ACTIVITY:
Your task is to repeat each record verbatim, exactly as it was written.

DATA PROVIDED:
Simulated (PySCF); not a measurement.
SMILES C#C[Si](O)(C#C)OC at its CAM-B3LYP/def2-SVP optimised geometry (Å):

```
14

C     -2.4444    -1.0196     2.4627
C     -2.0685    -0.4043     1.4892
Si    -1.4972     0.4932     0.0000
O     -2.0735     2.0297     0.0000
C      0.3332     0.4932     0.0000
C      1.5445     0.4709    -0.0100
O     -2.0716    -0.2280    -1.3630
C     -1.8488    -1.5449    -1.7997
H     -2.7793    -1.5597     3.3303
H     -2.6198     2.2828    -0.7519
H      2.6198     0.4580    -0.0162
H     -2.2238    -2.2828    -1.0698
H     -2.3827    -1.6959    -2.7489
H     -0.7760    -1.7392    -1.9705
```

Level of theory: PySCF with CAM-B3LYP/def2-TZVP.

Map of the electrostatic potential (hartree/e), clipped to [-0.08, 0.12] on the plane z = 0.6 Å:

YOUR RESPONSE:
Simulated (PySCF); not a measurement.
SMILES C#C[Si](O)(C#C)OC at its CAM-B3LYP/def2-SVP optimised geometry (Å):

```
14

C     -2.4444    -1.0196     2.4627
C     -2.0685    -0.4043     1.4892
Si    -1.4972     0.4932     0.0000
O     -2.0735     2.0297     0.0000
C      0.3332     0.4932     0.0000
C      1.5445     0.4709    -0.0100
O     -2.0716    -0.2280    -1.3630
C     -1.8488    -1.5449    -1.7997
H     -2.7793    -1.5597     3.3303
H     -2.6198     2.2828    -0.7519
H      2.6198     0.4580    -0.0162
H     -2.2238    -2.2828    -1.0698
H     -2.3827    -1.6959    -2.7489
H     -0.7760    -1.7392    -1.9705
```

Level of theory: PySCF with CAM-B3LYP/def2-TZVP.

Map of the electrostatic potential (hartree/e), clipped to [-0.08, 0.12] on the plane z = 0.6 Å:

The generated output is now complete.